* BRIEF *
Return the records exactly as they are.

====
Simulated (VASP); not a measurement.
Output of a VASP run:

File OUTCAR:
====

* TASK SOLUTION *
Simulated (VASP); not a measurement.
Output of a VASP run:

File OUTCAR:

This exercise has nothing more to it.